BEGIN Data extracts

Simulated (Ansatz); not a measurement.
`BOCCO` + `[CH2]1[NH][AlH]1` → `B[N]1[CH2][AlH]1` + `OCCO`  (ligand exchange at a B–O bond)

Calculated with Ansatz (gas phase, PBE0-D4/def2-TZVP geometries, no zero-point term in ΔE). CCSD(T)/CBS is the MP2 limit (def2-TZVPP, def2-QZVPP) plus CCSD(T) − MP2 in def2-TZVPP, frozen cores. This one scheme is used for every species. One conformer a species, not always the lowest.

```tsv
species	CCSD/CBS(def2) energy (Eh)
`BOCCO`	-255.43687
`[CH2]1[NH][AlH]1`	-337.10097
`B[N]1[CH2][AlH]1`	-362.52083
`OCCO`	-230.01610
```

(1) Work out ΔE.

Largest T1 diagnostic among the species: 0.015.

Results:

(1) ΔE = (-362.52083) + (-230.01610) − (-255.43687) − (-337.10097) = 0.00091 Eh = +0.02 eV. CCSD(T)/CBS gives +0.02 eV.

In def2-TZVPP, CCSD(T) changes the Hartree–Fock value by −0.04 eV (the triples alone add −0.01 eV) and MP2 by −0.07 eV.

END Data extracts

* Brief
Print, unaltered, every line from the beginning of the material down to the line with "a B–O bond)".

* Answer box
Simulated (Ansatz); not a measurement.
`BOCCO` + `[CH2]1[NH][AlH]1` → `B[N]1[CH2][AlH]1` + `OCCO`  (ligand exchange at a B–O bond)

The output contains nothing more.